→ **BRIEF**
Read the records and write them out again exactly.

━━ INFORMATION GIVEN
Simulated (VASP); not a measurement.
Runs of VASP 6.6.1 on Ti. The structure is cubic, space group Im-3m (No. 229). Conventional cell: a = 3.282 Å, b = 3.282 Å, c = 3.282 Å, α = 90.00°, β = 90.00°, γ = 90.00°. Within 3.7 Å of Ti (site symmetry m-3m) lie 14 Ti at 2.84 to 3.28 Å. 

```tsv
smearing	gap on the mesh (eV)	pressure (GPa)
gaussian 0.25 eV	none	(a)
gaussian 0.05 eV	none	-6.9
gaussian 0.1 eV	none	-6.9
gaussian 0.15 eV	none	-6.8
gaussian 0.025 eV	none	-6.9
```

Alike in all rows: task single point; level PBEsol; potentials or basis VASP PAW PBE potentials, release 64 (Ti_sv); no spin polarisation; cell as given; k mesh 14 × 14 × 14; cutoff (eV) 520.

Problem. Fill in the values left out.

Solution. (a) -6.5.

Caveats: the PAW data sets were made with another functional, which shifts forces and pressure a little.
━━━━

→ **RESULT**
Simulated (VASP); not a measurement.
Runs of VASP 6.6.1 on Ti. The structure is cubic, space group Im-3m (No. 229). Conventional cell: a = 3.282 Å, b = 3.282 Å, c = 3.282 Å, α = 90.00°, β = 90.00°, γ = 90.00°. Within 3.7 Å of Ti (site symmetry m-3m) lie 14 Ti at 2.84 to 3.28 Å. 

```tsv
smearing	gap on the mesh (eV)	pressure (GPa)
gaussian 0.25 eV	none	(a)
gaussian 0.05 eV	none	-6.9
gaussian 0.1 eV	none	-6.9
gaussian 0.15 eV	none	-6.8
gaussian 0.025 eV	none	-6.9
```

Alike in all rows: task single point; level PBEsol; potentials or basis VASP PAW PBE potentials, release 64 (Ti_sv); no spin polarisation; cell as given; k mesh 14 × 14 × 14; cutoff (eV) 520.

Problem. Fill in the values left out.

Solution. (a) -6.5.

Caveats: the PAW data sets were made with another functional, which shifts forces and pressure a little.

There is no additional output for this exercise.